*EXERCISE*:
Could you extract every entry below and reproduce it exactly?

*MATERIAL SHOWN*:
★ ★ ★ ★

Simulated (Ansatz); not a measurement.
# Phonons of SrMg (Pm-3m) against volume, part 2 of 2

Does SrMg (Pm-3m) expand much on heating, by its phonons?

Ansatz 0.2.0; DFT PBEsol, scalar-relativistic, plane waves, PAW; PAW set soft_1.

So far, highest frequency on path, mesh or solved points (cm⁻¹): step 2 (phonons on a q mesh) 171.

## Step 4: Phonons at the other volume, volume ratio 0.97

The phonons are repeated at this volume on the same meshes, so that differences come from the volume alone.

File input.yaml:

★ ★ ★ ★

*SOLUTION*:
Simulated (Ansatz); not a measurement.
# Phonons of SrMg (Pm-3m) against volume, part 2 of 2

Does SrMg (Pm-3m) expand much on heating, by its phonons?

Ansatz 0.2.0; DFT PBEsol, scalar-relativistic, plane waves, PAW; PAW set soft_1.

So far, highest frequency on path, mesh or solved points (cm⁻¹): step 2 (phonons on a q mesh) 171.

## Step 4: Phonons at the other volume, volume ratio 0.97

The phonons are repeated at this volume on the same meshes, so that differences come from the volume alone.

File input.yaml:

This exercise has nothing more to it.